Assignment → Reproduce verbatim the lines of the material below, starting at the line with "Ansatz relaxed the" and ending at the line with "-0.2 | -0.27 |", both inclusive; skip the rest.

>>>

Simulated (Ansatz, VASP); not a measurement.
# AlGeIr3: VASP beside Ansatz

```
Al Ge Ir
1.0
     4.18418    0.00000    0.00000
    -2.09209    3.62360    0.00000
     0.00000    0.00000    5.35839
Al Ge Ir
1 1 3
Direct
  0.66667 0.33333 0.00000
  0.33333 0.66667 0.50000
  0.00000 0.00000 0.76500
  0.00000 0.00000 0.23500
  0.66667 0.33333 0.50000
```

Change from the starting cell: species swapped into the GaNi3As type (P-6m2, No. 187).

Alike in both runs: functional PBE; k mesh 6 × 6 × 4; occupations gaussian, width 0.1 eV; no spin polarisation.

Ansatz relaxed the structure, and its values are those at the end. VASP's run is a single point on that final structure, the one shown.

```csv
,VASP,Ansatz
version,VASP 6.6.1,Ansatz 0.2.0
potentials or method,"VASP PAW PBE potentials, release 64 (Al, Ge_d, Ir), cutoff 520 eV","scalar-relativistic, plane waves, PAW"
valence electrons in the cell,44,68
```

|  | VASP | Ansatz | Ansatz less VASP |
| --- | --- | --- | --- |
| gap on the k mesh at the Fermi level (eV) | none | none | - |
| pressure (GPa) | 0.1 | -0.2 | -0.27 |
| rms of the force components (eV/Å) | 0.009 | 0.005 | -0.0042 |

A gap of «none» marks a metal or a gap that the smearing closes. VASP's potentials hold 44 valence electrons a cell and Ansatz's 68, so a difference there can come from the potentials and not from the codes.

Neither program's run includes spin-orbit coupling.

<<<

Exercise solution →
Ansatz relaxed the structure, and its values are those at the end. VASP's run is a single point on that final structure, the one shown.

```csv
,VASP,Ansatz
version,VASP 6.6.1,Ansatz 0.2.0
potentials or method,"VASP PAW PBE potentials, release 64 (Al, Ge_d, Ir), cutoff 520 eV","scalar-relativistic, plane waves, PAW"
valence electrons in the cell,44,68
```

|  | VASP | Ansatz | Ansatz less VASP |
| --- | --- | --- | --- |
| gap on the k mesh at the Fermi level (eV) | none | none | - |
| pressure (GPa) | 0.1 | -0.2 | -0.27 |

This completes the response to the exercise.